▶ [Work task]: Reproduce the listing exactly, please, with every line intact.

▶ [Stored data]:
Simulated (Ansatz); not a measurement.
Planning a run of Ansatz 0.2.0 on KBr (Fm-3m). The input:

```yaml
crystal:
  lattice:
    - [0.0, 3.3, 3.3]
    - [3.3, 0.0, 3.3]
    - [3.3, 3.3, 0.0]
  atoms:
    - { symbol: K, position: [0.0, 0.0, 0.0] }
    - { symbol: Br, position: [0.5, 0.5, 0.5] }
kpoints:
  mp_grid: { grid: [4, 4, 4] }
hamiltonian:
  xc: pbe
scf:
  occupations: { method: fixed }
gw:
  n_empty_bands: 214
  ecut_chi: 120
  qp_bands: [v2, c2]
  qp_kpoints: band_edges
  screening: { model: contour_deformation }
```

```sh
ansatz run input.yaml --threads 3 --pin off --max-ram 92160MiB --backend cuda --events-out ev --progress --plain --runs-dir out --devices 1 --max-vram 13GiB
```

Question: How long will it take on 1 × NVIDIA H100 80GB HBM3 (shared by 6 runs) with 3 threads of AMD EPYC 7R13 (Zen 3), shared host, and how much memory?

▶ [Task solution]:
Simulated (Ansatz); not a measurement.
Planning a run of Ansatz 0.2.0 on KBr (Fm-3m). The input:

```yaml
crystal:
  lattice:
    - [0.0, 3.3, 3.3]
    - [3.3, 0.0, 3.3]
    - [3.3, 3.3, 0.0]
  atoms:
    - { symbol: K, position: [0.0, 0.0, 0.0] }
    - { symbol: Br, position: [0.5, 0.5, 0.5] }
kpoints:
  mp_grid: { grid: [4, 4, 4] }
hamiltonian:
  xc: pbe
scf:
  occupations: { method: fixed }
gw:
  n_empty_bands: 214
  ecut_chi: 120
  qp_bands: [v2, c2]
  qp_kpoints: band_edges
  screening: { model: contour_deformation }
```

```sh
ansatz run input.yaml --threads 3 --pin off --max-ram 92160MiB --backend cuda --events-out ev --progress --plain --runs-dir out --devices 1 --max-vram 13GiB
```

Question: How long will it take on 1 × NVIDIA H100 80GB HBM3 (shared by 6 runs) with 3 threads of AMD EPYC 7R13 (Zen 3), shared host, and how much memory?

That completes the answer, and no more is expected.